## [Given entries]
====
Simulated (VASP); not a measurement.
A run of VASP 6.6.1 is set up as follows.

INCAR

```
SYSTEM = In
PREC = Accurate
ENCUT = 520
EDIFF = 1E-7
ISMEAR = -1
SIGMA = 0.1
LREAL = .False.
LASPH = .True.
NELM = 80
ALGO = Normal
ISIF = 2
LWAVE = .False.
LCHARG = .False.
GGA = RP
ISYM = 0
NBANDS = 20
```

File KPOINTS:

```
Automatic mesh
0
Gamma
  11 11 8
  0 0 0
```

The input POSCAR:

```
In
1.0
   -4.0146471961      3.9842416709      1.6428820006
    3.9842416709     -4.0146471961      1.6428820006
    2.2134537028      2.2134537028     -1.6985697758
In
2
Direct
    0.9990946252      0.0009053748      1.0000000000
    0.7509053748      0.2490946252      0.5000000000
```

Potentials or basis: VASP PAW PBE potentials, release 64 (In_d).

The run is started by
====

## [Assignment]
All records above are to be returned exactly as given.

## [Answer space]
Simulated (VASP); not a measurement.
A run of VASP 6.6.1 is set up as follows.

INCAR

```
SYSTEM = In
PREC = Accurate
ENCUT = 520
EDIFF = 1E-7
ISMEAR = -1
SIGMA = 0.1
LREAL = .False.
LASPH = .True.
NELM = 80
ALGO = Normal
ISIF = 2
LWAVE = .False.
LCHARG = .False.
GGA = RP
ISYM = 0
NBANDS = 20
```

File KPOINTS:

```
Automatic mesh
0
Gamma
  11 11 8
  0 0 0
```

The input POSCAR:

```
In
1.0
   -4.0146471961      3.9842416709      1.6428820006
    3.9842416709     -4.0146471961      1.6428820006
    2.2134537028      2.2134537028     -1.6985697758
In
2
Direct
    0.9990946252      0.0009053748      1.0000000000
    0.7509053748      0.2490946252      0.5000000000
```

Potentials or basis: VASP PAW PBE potentials, release 64 (In_d).

The run is started by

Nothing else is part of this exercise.